● **REQUIRED ACTION**: What is needed is an exact retyping of the records below, from the first line through the line that contains "spin polarisation |".

● **STUDY MATERIAL**:
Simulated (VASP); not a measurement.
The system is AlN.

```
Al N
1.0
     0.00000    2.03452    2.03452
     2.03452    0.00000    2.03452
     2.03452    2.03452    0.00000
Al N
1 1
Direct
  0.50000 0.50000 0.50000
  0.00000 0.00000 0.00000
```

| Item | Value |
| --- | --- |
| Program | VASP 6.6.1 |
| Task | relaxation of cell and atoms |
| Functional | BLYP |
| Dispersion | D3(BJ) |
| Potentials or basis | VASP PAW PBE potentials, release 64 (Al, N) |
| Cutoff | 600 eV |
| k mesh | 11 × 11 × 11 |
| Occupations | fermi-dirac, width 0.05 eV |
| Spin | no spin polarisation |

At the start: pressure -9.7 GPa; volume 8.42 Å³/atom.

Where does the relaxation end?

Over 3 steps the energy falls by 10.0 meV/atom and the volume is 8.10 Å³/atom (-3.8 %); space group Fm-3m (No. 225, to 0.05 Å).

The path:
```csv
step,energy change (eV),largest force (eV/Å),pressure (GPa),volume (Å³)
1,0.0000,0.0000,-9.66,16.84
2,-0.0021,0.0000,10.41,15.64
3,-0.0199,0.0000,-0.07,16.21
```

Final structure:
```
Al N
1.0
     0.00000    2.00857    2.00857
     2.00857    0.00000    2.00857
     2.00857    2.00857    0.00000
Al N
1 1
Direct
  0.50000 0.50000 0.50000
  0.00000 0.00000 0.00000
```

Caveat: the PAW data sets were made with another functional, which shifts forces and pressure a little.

● **EXERCISE RESULT**:
Simulated (VASP); not a measurement.
The system is AlN.

```
Al N
1.0
     0.00000    2.03452    2.03452
     2.03452    0.00000    2.03452
     2.03452    2.03452    0.00000
Al N
1 1
Direct
  0.50000 0.50000 0.50000
  0.00000 0.00000 0.00000
```

| Item | Value |
| --- | --- |
| Program | VASP 6.6.1 |
| Task | relaxation of cell and atoms |
| Functional | BLYP |
| Dispersion | D3(BJ) |
| Potentials or basis | VASP PAW PBE potentials, release 64 (Al, N) |
| Cutoff | 600 eV |
| k mesh | 11 × 11 × 11 |
| Occupations | fermi-dirac, width 0.05 eV |
| Spin | no spin polarisation |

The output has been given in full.